[Start of section]
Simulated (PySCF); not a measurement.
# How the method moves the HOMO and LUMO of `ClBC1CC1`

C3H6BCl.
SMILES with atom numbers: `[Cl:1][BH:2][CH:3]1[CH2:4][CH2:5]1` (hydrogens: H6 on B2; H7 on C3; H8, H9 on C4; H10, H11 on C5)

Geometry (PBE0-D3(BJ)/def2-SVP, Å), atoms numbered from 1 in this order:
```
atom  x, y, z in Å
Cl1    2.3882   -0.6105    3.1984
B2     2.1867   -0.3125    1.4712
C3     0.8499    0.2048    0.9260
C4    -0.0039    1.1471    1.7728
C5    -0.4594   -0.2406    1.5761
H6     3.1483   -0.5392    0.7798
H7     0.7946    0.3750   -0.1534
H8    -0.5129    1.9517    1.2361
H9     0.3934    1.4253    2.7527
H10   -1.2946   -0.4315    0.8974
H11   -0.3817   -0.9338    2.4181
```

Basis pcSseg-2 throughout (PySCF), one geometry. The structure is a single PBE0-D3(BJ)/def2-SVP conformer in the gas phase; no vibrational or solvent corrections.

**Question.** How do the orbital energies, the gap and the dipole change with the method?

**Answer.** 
[End of section]

§ Brief: Look above and return each line of the records exactly, from the very first through the line with "SMILES with atom", both included.

§ Result:
Simulated (PySCF); not a measurement.
# How the method moves the HOMO and LUMO of `ClBC1CC1`

C3H6BCl.
SMILES with atom numbers: `[Cl:1][BH:2][CH:3]1[CH2:4][CH2:5]1` (hydrogens: H6 on B2; H7 on C3; H8, H9 on C4; H10, H11 on C5)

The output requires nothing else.